## Required action
Output the full listing exactly, character for character.

Start of Block
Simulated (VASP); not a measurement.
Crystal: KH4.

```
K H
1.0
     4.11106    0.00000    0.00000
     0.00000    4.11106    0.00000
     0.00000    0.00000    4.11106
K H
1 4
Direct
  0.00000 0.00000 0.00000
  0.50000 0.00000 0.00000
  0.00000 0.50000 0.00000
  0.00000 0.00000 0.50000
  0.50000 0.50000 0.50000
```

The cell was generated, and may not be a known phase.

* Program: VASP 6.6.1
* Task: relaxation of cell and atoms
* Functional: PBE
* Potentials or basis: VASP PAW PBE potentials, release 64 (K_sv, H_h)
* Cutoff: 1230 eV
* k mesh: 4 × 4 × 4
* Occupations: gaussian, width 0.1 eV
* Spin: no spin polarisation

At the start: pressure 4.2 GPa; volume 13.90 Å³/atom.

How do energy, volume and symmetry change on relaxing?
End of Block

## Exercise response
Simulated (VASP); not a measurement.
Crystal: KH4.

```
K H
1.0
     4.11106    0.00000    0.00000
     0.00000    4.11106    0.00000
     0.00000    0.00000    4.11106
K H
1 4
Direct
  0.00000 0.00000 0.00000
  0.50000 0.00000 0.00000
  0.00000 0.50000 0.00000
  0.00000 0.00000 0.50000
  0.50000 0.50000 0.50000
```

The cell was generated, and may not be a known phase.

* Program: VASP 6.6.1
* Task: relaxation of cell and atoms
* Functional: PBE
* Potentials or basis: VASP PAW PBE potentials, release 64 (K_sv, H_h)
* Cutoff: 1230 eV
* k mesh: 4 × 4 × 4
* Occupations: gaussian, width 0.1 eV
* Spin: no spin polarisation

At the start: pressure 4.2 GPa; volume 13.90 Å³/atom.

How do energy, volume and symmetry change on relaxing?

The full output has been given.